Requirement ::
Please return only the lines from the one holding "Pressure: 0.7 GPa" through the one holding "Caveat: spin-orbit coupling", exactly as they appear in the records below, both ends included.

####################

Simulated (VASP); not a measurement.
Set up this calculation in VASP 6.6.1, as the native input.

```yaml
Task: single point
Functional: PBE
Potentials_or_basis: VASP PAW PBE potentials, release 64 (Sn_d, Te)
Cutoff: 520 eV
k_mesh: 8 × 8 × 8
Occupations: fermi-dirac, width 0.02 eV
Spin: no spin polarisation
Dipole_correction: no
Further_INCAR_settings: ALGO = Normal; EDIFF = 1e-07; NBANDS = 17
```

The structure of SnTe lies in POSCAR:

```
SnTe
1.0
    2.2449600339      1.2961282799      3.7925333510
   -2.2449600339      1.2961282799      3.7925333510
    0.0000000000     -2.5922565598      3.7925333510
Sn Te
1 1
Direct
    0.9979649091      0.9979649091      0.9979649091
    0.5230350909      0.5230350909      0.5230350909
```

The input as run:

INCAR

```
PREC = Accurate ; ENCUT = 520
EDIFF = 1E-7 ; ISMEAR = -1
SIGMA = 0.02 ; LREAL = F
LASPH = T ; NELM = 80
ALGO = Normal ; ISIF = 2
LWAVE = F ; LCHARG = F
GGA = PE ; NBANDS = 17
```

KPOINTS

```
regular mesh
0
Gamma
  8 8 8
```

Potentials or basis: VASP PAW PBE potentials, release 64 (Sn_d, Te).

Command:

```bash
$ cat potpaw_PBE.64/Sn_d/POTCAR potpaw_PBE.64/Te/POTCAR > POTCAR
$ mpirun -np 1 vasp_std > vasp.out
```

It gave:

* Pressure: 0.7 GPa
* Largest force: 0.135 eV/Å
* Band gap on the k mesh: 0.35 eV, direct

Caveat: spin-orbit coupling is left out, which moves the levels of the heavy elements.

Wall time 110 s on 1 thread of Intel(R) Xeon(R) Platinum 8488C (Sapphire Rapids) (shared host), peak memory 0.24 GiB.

####################

Written answer ::
* Pressure: 0.7 GPa
* Largest force: 0.135 eV/Å
* Band gap on the k mesh: 0.35 eV, direct

Caveat: spin-orbit coupling is left out, which moves the levels of the heavy elements.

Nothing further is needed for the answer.